## DATASET EXTRACT
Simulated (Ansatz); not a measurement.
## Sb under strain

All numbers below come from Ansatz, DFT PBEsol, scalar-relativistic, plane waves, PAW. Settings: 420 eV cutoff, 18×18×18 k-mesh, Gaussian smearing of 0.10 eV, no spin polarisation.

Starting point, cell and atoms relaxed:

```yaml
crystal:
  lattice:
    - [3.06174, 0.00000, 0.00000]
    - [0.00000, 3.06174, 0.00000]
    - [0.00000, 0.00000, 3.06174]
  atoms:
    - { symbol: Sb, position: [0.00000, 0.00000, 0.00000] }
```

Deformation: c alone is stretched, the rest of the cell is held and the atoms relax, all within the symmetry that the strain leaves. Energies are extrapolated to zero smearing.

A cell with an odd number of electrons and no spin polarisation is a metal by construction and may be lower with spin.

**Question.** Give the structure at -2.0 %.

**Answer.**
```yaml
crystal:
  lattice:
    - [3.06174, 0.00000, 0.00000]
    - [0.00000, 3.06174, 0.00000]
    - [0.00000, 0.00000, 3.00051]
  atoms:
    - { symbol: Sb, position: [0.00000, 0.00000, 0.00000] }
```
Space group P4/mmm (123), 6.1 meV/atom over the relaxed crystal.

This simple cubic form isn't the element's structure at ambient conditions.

## WORK TASK
Each line of the data above is to be set down exactly.

## TASK RESPONSE
Simulated (Ansatz); not a measurement.
## Sb under strain

All numbers below come from Ansatz, DFT PBEsol, scalar-relativistic, plane waves, PAW. Settings: 420 eV cutoff, 18×18×18 k-mesh, Gaussian smearing of 0.10 eV, no spin polarisation.

Starting point, cell and atoms relaxed:

```yaml
crystal:
  lattice:
    - [3.06174, 0.00000, 0.00000]
    - [0.00000, 3.06174, 0.00000]
    - [0.00000, 0.00000, 3.06174]
  atoms:
    - { symbol: Sb, position: [0.00000, 0.00000, 0.00000] }
```

Deformation: c alone is stretched, the rest of the cell is held and the atoms relax, all within the symmetry that the strain leaves. Energies are extrapolated to zero smearing.

A cell with an odd number of electrons and no spin polarisation is a metal by construction and may be lower with spin.

**Question.** Give the structure at -2.0 %.

**Answer.**
```yaml
crystal:
  lattice:
    - [3.06174, 0.00000, 0.00000]
    - [0.00000, 3.06174, 0.00000]
    - [0.00000, 0.00000, 3.00051]
  atoms:
    - { symbol: Sb, position: [0.00000, 0.00000, 0.00000] }
```
Space group P4/mmm (123), 6.1 meV/atom over the relaxed crystal.

This simple cubic form isn't the element's structure at ambient conditions.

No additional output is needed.